*REQUIRED ACTION*
Write out all entries word for word.

*EXTRACTED INFORMATION*
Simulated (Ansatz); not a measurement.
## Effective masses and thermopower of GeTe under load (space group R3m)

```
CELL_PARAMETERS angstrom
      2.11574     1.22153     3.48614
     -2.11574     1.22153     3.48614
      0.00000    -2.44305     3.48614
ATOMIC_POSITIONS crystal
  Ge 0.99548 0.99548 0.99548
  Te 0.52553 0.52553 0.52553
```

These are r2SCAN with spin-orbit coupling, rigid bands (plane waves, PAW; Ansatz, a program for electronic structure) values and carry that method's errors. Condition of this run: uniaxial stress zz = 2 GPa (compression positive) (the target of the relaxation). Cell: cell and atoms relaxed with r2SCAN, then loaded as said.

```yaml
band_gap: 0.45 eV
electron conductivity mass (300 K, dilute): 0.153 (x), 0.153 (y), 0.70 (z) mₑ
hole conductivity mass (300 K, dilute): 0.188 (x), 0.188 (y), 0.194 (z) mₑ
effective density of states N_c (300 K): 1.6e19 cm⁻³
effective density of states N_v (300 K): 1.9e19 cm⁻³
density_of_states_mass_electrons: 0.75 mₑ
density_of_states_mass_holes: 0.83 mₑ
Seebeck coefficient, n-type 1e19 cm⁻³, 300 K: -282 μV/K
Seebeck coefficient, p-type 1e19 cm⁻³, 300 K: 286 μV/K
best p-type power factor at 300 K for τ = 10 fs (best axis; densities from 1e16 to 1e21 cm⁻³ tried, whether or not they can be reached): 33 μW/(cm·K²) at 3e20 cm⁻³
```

*TASK OUTPUT*
Simulated (Ansatz); not a measurement.
## Effective masses and thermopower of GeTe under load (space group R3m)

```
CELL_PARAMETERS angstrom
      2.11574     1.22153     3.48614
     -2.11574     1.22153     3.48614
      0.00000    -2.44305     3.48614
ATOMIC_POSITIONS crystal
  Ge 0.99548 0.99548 0.99548
  Te 0.52553 0.52553 0.52553
```

These are r2SCAN with spin-orbit coupling, rigid bands (plane waves, PAW; Ansatz, a program for electronic structure) values and carry that method's errors. Condition of this run: uniaxial stress zz = 2 GPa (compression positive) (the target of the relaxation). Cell: cell and atoms relaxed with r2SCAN, then loaded as said.

```yaml
band_gap: 0.45 eV
electron conductivity mass (300 K, dilute): 0.153 (x), 0.153 (y), 0.70 (z) mₑ
hole conductivity mass (300 K, dilute): 0.188 (x), 0.188 (y), 0.194 (z) mₑ
effective density of states N_c (300 K): 1.6e19 cm⁻³
effective density of states N_v (300 K): 1.9e19 cm⁻³
density_of_states_mass_electrons: 0.75 mₑ
density_of_states_mass_holes: 0.83 mₑ
Seebeck coefficient, n-type 1e19 cm⁻³, 300 K: -282 μV/K
Seebeck coefficient, p-type 1e19 cm⁻³, 300 K: 286 μV/K
best p-type power factor at 300 K for τ = 10 fs (best axis; densities from 1e16 to 1e21 cm⁻³ tried, whether or not they can be reached): 33 μW/(cm·K²) at 3e20 cm⁻³
```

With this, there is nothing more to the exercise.